→ **Entries provided**:
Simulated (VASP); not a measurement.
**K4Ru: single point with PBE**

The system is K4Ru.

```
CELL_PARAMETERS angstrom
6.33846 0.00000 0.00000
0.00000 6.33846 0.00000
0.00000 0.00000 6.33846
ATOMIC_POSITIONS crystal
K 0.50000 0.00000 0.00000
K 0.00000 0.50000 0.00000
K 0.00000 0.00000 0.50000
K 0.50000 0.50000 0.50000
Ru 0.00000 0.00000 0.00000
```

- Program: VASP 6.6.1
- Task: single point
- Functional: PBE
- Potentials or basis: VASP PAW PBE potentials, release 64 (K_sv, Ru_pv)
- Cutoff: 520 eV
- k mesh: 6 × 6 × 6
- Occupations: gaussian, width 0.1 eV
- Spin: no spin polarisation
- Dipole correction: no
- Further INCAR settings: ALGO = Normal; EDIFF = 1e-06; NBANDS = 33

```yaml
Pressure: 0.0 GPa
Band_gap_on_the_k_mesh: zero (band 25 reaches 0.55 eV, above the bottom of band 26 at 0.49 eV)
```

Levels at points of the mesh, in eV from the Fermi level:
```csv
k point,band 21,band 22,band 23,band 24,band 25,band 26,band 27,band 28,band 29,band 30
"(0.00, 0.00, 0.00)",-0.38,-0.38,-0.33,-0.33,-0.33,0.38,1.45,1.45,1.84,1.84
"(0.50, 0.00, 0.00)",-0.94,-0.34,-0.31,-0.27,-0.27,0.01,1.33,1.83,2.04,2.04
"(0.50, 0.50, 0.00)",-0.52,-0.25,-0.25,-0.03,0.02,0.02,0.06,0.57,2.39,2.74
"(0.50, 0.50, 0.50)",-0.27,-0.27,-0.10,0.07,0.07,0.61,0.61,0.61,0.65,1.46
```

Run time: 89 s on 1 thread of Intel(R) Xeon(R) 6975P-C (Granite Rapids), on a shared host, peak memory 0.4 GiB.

→ **Work item**: Starting at the first line of the records above, please copy every line exactly through the line containing "- Functional: PBE", and stop there.

→ **Task response**:
Simulated (VASP); not a measurement.
**K4Ru: single point with PBE**

The system is K4Ru.

```
CELL_PARAMETERS angstrom
6.33846 0.00000 0.00000
0.00000 6.33846 0.00000
0.00000 0.00000 6.33846
ATOMIC_POSITIONS crystal
K 0.50000 0.00000 0.00000
K 0.00000 0.50000 0.00000
K 0.00000 0.00000 0.50000
K 0.50000 0.50000 0.50000
Ru 0.00000 0.00000 0.00000
```

- Program: VASP 6.6.1
- Task: single point
- Functional: PBE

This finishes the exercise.